REQUIREMENT -> From the data below, restate every line word for word.

GIVEN RECORDS ->
- Opening Delimiter -
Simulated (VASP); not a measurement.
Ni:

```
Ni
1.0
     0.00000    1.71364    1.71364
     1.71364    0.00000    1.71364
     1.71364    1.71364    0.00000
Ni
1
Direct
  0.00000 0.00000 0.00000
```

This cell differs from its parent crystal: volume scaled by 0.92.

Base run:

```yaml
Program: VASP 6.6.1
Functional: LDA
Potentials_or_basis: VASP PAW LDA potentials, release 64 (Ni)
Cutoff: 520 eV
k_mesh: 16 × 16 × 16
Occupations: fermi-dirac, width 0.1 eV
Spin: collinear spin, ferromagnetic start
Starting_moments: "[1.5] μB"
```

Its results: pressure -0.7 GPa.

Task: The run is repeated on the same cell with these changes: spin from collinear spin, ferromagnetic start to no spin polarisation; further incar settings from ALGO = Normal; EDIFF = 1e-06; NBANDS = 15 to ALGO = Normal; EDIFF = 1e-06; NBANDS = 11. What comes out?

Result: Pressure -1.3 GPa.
- Closing Delimiter -

RESPONSE ->
Simulated (VASP); not a measurement.
Ni:

```
Ni
1.0
     0.00000    1.71364    1.71364
     1.71364    0.00000    1.71364
     1.71364    1.71364    0.00000
Ni
1
Direct
  0.00000 0.00000 0.00000
```

This cell differs from its parent crystal: volume scaled by 0.92.

Base run:

```yaml
Program: VASP 6.6.1
Functional: LDA
Potentials_or_basis: VASP PAW LDA potentials, release 64 (Ni)
Cutoff: 520 eV
k_mesh: 16 × 16 × 16
Occupations: fermi-dirac, width 0.1 eV
Spin: collinear spin, ferromagnetic start
Starting_moments: "[1.5] μB"
```

Its results: pressure -0.7 GPa.

Task: The run is repeated on the same cell with these changes: spin from collinear spin, ferromagnetic start to no spin polarisation; further incar settings from ALGO = Normal; EDIFF = 1e-06; NBANDS = 15 to ALGO = Normal; EDIFF = 1e-06; NBANDS = 11. What comes out?

Result: Pressure -1.3 GPa.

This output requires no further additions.